▶ ACTIVITY
Please print out every line of the material, unchanged.

====== INFORMATION SUPPLIED ======
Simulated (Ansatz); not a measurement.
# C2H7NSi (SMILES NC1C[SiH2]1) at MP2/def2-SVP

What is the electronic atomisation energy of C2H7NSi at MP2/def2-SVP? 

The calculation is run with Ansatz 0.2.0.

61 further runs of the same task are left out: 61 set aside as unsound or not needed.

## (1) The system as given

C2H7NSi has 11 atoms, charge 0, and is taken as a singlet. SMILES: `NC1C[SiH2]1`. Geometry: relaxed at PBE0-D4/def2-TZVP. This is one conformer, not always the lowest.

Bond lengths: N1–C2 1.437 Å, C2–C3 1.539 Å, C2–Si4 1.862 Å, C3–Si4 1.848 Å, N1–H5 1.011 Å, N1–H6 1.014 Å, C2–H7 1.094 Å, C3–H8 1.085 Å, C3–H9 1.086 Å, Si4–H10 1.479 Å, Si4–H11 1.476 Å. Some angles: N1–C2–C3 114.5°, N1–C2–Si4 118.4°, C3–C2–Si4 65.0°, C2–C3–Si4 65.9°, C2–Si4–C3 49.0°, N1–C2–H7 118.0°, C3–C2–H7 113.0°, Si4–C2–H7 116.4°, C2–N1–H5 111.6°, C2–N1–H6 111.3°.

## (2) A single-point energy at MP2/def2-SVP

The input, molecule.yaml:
======

▶ TASK SOLUTION
Simulated (Ansatz); not a measurement.
# C2H7NSi (SMILES NC1C[SiH2]1) at MP2/def2-SVP

What is the electronic atomisation energy of C2H7NSi at MP2/def2-SVP? 

The calculation is run with Ansatz 0.2.0.

61 further runs of the same task are left out: 61 set aside as unsound or not needed.

## (1) The system as given

C2H7NSi has 11 atoms, charge 0, and is taken as a singlet. SMILES: `NC1C[SiH2]1`. Geometry: relaxed at PBE0-D4/def2-TZVP. This is one conformer, not always the lowest.

Bond lengths: N1–C2 1.437 Å, C2–C3 1.539 Å, C2–Si4 1.862 Å, C3–Si4 1.848 Å, N1–H5 1.011 Å, N1–H6 1.014 Å, C2–H7 1.094 Å, C3–H8 1.085 Å, C3–H9 1.086 Å, Si4–H10 1.479 Å, Si4–H11 1.476 Å. Some angles: N1–C2–C3 114.5°, N1–C2–Si4 118.4°, C3–C2–Si4 65.0°, C2–C3–Si4 65.9°, C2–Si4–C3 49.0°, N1–C2–H7 118.0°, C3–C2–H7 113.0°, Si4–C2–H7 116.4°, C2–N1–H5 111.6°, C2–N1–H6 111.3°.

## (2) A single-point energy at MP2/def2-SVP

The input, molecule.yaml:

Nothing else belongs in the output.